_Work order_. Return the data that follows exactly, with each line intact.

####
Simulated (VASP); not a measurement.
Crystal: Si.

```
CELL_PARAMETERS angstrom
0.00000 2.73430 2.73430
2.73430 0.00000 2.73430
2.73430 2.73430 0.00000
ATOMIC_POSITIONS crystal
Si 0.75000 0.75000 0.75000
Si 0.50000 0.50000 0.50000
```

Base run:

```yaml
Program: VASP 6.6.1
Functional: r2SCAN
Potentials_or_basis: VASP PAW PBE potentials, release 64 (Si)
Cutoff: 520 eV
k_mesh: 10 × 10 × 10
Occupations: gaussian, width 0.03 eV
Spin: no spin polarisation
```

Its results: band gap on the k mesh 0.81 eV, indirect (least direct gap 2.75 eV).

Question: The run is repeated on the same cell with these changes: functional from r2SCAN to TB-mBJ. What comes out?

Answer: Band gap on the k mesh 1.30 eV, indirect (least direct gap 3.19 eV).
####

_Written response_.
Simulated (VASP); not a measurement.
Crystal: Si.

```
CELL_PARAMETERS angstrom
0.00000 2.73430 2.73430
2.73430 0.00000 2.73430
2.73430 2.73430 0.00000
ATOMIC_POSITIONS crystal
Si 0.75000 0.75000 0.75000
Si 0.50000 0.50000 0.50000
```

Base run:

```yaml
Program: VASP 6.6.1
Functional: r2SCAN
Potentials_or_basis: VASP PAW PBE potentials, release 64 (Si)
Cutoff: 520 eV
k_mesh: 10 × 10 × 10
Occupations: gaussian, width 0.03 eV
Spin: no spin polarisation
```

Its results: band gap on the k mesh 0.81 eV, indirect (least direct gap 2.75 eV).

Question: The run is repeated on the same cell with these changes: functional from r2SCAN to TB-mBJ. What comes out?

Answer: Band gap on the k mesh 1.30 eV, indirect (least direct gap 3.19 eV).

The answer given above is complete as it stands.